*** Opening of AVAILABLE DATA ***

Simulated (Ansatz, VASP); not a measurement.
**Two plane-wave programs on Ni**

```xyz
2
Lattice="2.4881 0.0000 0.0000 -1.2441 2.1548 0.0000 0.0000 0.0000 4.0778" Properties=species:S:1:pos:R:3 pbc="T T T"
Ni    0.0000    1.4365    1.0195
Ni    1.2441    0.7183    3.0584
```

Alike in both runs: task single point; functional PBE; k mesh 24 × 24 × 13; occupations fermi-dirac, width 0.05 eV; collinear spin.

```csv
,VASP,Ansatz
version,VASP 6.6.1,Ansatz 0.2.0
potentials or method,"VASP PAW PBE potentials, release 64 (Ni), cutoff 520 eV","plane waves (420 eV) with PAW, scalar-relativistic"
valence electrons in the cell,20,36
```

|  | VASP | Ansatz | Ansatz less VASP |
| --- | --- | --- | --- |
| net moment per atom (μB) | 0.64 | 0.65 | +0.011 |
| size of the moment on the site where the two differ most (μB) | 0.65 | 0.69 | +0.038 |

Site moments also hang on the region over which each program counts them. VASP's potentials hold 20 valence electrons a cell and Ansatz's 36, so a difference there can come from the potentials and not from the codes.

*** Close of AVAILABLE DATA ***

**REQUIREMENT:**
Lines from the top of the entries through the line with "0.69 | +0.038 |" are to be transcribed exactly, and nothing more.

**TASK ANSWER:**
Simulated (Ansatz, VASP); not a measurement.
**Two plane-wave programs on Ni**

```xyz
2
Lattice="2.4881 0.0000 0.0000 -1.2441 2.1548 0.0000 0.0000 0.0000 4.0778" Properties=species:S:1:pos:R:3 pbc="T T T"
Ni    0.0000    1.4365    1.0195
Ni    1.2441    0.7183    3.0584
```

Alike in both runs: task single point; functional PBE; k mesh 24 × 24 × 13; occupations fermi-dirac, width 0.05 eV; collinear spin.

```csv
,VASP,Ansatz
version,VASP 6.6.1,Ansatz 0.2.0
potentials or method,"VASP PAW PBE potentials, release 64 (Ni), cutoff 520 eV","plane waves (420 eV) with PAW, scalar-relativistic"
valence electrons in the cell,20,36
```

|  | VASP | Ansatz | Ansatz less VASP |
| --- | --- | --- | --- |
| net moment per atom (μB) | 0.64 | 0.65 | +0.011 |
| size of the moment on the site where the two differ most (μB) | 0.65 | 0.69 | +0.038 |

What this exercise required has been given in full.